### Source information
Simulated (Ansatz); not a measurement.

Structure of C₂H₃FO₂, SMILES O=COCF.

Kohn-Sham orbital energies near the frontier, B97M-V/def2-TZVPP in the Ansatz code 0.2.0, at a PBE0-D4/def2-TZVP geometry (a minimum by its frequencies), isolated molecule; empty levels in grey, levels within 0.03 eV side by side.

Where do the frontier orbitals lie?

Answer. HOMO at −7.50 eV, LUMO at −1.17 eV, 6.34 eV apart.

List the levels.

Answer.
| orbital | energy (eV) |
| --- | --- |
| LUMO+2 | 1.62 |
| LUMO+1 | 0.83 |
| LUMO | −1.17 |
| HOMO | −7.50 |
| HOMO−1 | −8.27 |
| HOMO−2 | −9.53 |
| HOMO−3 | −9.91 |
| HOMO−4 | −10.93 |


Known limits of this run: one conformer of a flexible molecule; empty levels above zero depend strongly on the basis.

### Brief
Write the lines again exactly, from the first line of the material above to the line that includes "energy (eV) |", both included. Leave out all the rest.

### Exercise answer
Simulated (Ansatz); not a measurement.

Structure of C₂H₃FO₂, SMILES O=COCF.

Kohn-Sham orbital energies near the frontier, B97M-V/def2-TZVPP in the Ansatz code 0.2.0, at a PBE0-D4/def2-TZVP geometry (a minimum by its frequencies), isolated molecule; empty levels in grey, levels within 0.03 eV side by side.

Where do the frontier orbitals lie?

Answer. HOMO at −7.50 eV, LUMO at −1.17 eV, 6.34 eV apart.

List the levels.

Answer.
| orbital | energy (eV) |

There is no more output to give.